** WORK TASK **
Copy the lines below verbatim. Begin with the first and end with the line containing "Dispersion adds attraction, which".

** DATASET EXCERPTS **
☆ ☆ ☆ ☆ ☆ ☆ ☆
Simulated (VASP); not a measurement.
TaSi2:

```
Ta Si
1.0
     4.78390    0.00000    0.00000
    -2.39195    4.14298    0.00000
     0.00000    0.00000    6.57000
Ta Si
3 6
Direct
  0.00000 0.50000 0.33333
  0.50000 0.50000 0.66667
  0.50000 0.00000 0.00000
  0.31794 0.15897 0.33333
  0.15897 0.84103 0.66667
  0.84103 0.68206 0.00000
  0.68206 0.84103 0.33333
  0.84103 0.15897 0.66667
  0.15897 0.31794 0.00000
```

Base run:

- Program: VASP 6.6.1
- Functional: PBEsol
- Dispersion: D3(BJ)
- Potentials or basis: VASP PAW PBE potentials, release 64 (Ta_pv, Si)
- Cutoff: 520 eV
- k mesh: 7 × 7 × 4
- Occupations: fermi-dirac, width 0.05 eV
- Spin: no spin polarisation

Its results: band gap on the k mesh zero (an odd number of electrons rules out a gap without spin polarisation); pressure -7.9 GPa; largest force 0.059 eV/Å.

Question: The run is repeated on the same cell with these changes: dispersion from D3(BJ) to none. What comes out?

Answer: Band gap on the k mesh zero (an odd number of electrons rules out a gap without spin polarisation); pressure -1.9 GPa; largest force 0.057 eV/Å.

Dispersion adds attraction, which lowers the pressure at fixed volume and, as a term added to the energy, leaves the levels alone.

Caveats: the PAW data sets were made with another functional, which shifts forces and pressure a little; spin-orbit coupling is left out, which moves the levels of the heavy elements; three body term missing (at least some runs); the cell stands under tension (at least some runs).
☆ ☆ ☆ ☆ ☆ ☆ ☆

** ANSWER BOX **
Simulated (VASP); not a measurement.
TaSi2:

```
Ta Si
1.0
     4.78390    0.00000    0.00000
    -2.39195    4.14298    0.00000
     0.00000    0.00000    6.57000
Ta Si
3 6
Direct
  0.00000 0.50000 0.33333
  0.50000 0.50000 0.66667
  0.50000 0.00000 0.00000
  0.31794 0.15897 0.33333
  0.15897 0.84103 0.66667
  0.84103 0.68206 0.00000
  0.68206 0.84103 0.33333
  0.84103 0.15897 0.66667
  0.15897 0.31794 0.00000
```

Base run:

- Program: VASP 6.6.1
- Functional: PBEsol
- Dispersion: D3(BJ)
- Potentials or basis: VASP PAW PBE potentials, release 64 (Ta_pv, Si)
- Cutoff: 520 eV
- k mesh: 7 × 7 × 4
- Occupations: fermi-dirac, width 0.05 eV
- Spin: no spin polarisation

Its results: band gap on the k mesh zero (an odd number of electrons rules out a gap without spin polarisation); pressure -7.9 GPa; largest force 0.059 eV/Å.

Question: The run is repeated on the same cell with these changes: dispersion from D3(BJ) to none. What comes out?

Answer: Band gap on the k mesh zero (an odd number of electrons rules out a gap without spin polarisation); pressure -1.9 GPa; largest force 0.057 eV/Å.

Dispersion adds attraction, which lowers the pressure at fixed volume and, as a term added to the energy, leaves the levels alone.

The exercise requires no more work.